Work task
Every entry below must be transcribed exactly, with no line missing.

━━ Provided data

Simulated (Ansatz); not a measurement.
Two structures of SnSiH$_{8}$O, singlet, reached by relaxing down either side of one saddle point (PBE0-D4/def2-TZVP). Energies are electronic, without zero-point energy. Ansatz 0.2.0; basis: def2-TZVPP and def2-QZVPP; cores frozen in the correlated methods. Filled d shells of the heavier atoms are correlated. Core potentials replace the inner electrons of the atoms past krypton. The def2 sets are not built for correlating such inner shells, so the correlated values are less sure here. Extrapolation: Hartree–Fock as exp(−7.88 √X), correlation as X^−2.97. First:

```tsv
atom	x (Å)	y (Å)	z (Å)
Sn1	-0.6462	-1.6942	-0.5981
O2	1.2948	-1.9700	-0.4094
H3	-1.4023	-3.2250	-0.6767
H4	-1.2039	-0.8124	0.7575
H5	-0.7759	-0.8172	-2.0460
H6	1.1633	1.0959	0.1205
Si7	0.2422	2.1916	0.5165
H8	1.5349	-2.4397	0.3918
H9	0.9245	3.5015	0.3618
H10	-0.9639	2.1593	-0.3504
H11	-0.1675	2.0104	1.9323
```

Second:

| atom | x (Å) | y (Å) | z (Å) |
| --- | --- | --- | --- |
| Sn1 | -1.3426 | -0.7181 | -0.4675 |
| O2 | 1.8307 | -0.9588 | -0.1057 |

━━━━

Answer area
Simulated (Ansatz); not a measurement.
Two structures of SnSiH$_{8}$O, singlet, reached by relaxing down either side of one saddle point (PBE0-D4/def2-TZVP). Energies are electronic, without zero-point energy. Ansatz 0.2.0; basis: def2-TZVPP and def2-QZVPP; cores frozen in the correlated methods. Filled d shells of the heavier atoms are correlated. Core potentials replace the inner electrons of the atoms past krypton. The def2 sets are not built for correlating such inner shells, so the correlated values are less sure here. Extrapolation: Hartree–Fock as exp(−7.88 √X), correlation as X^−2.97. First:

```tsv
atom	x (Å)	y (Å)	z (Å)
Sn1	-0.6462	-1.6942	-0.5981
O2	1.2948	-1.9700	-0.4094
H3	-1.4023	-3.2250	-0.6767
H4	-1.2039	-0.8124	0.7575
H5	-0.7759	-0.8172	-2.0460
H6	1.1633	1.0959	0.1205
Si7	0.2422	2.1916	0.5165
H8	1.5349	-2.4397	0.3918
H9	0.9245	3.5015	0.3618
H10	-0.9639	2.1593	-0.3504
H11	-0.1675	2.0104	1.9323
```

Second:

| atom | x (Å) | y (Å) | z (Å) |
| --- | --- | --- | --- |
| Sn1 | -1.3426 | -0.7181 | -0.4675 |
| O2 | 1.8307 | -0.9588 | -0.1057 |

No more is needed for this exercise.